Assigned task: Copy the lines of the entries exactly, from the opening one to the one holding "# d1 to d9 in one octahedral field", and leave out everything after.

Start of Data shown

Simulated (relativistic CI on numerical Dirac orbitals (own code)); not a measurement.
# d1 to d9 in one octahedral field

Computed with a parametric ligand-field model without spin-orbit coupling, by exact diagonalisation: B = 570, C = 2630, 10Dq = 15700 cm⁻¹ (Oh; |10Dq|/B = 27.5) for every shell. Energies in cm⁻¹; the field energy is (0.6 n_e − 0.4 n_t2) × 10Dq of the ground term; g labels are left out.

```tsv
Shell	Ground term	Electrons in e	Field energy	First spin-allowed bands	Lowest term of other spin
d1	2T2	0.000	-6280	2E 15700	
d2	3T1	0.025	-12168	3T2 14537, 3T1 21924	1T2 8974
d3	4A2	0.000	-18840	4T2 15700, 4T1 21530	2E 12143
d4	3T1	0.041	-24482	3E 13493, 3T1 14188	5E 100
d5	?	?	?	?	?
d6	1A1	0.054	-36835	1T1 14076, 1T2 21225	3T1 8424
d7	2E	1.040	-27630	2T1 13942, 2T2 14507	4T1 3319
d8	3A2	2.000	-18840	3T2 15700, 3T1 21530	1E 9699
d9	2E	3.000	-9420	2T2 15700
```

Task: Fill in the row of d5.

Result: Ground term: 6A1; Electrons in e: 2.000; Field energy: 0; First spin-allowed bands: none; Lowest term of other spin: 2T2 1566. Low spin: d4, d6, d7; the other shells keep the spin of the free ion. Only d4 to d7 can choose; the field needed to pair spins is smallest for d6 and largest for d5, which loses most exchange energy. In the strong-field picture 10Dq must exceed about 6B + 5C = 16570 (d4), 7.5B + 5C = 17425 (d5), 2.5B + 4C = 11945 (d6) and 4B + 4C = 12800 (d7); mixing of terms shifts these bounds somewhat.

End of Data shown

Reply:
Simulated (relativistic CI on numerical Dirac orbitals (own code)); not a measurement.
# d1 to d9 in one octahedral field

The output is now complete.